BEGIN EXCERPTED RECORDS

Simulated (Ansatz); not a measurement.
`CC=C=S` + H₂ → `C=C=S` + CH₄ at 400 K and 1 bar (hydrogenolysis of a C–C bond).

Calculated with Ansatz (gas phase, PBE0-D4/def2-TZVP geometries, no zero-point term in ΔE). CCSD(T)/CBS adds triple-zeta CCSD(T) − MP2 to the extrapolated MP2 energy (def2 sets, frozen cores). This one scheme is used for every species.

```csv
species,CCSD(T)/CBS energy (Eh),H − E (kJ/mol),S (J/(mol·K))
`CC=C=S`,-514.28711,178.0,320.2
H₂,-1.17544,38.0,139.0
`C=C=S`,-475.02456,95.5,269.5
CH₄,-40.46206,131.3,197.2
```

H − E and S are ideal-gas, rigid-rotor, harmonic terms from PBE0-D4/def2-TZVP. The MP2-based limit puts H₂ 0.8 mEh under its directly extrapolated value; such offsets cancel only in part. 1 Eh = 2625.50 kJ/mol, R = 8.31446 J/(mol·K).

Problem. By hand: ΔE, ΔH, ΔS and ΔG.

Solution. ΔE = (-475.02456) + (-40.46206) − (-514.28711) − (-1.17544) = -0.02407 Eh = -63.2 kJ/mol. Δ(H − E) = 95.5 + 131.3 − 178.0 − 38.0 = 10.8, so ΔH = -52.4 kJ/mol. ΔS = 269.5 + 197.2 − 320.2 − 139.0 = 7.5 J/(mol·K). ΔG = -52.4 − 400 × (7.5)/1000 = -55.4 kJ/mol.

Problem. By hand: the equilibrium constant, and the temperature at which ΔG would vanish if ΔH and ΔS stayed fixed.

END EXCERPTED RECORDS

▸ REQUIRED ACTION
Every single line in the records above must be written out exactly.

▸ TASK RESPONSE
Simulated (Ansatz); not a measurement.
`CC=C=S` + H₂ → `C=C=S` + CH₄ at 400 K and 1 bar (hydrogenolysis of a C–C bond).

Calculated with Ansatz (gas phase, PBE0-D4/def2-TZVP geometries, no zero-point term in ΔE). CCSD(T)/CBS adds triple-zeta CCSD(T) − MP2 to the extrapolated MP2 energy (def2 sets, frozen cores). This one scheme is used for every species.

```csv
species,CCSD(T)/CBS energy (Eh),H − E (kJ/mol),S (J/(mol·K))
`CC=C=S`,-514.28711,178.0,320.2
H₂,-1.17544,38.0,139.0
`C=C=S`,-475.02456,95.5,269.5
CH₄,-40.46206,131.3,197.2
```

H − E and S are ideal-gas, rigid-rotor, harmonic terms from PBE0-D4/def2-TZVP. The MP2-based limit puts H₂ 0.8 mEh under its directly extrapolated value; such offsets cancel only in part. 1 Eh = 2625.50 kJ/mol, R = 8.31446 J/(mol·K).

Problem. By hand: ΔE, ΔH, ΔS and ΔG.

Solution. ΔE = (-475.02456) + (-40.46206) − (-514.28711) − (-1.17544) = -0.02407 Eh = -63.2 kJ/mol. Δ(H − E) = 95.5 + 131.3 − 178.0 − 38.0 = 10.8, so ΔH = -52.4 kJ/mol. ΔS = 269.5 + 197.2 − 320.2 − 139.0 = 7.5 J/(mol·K). ΔG = -52.4 − 400 × (7.5)/1000 = -55.4 kJ/mol.

Problem. By hand: the equilibrium constant, and the temperature at which ΔG would vanish if ΔH and ΔS stayed fixed.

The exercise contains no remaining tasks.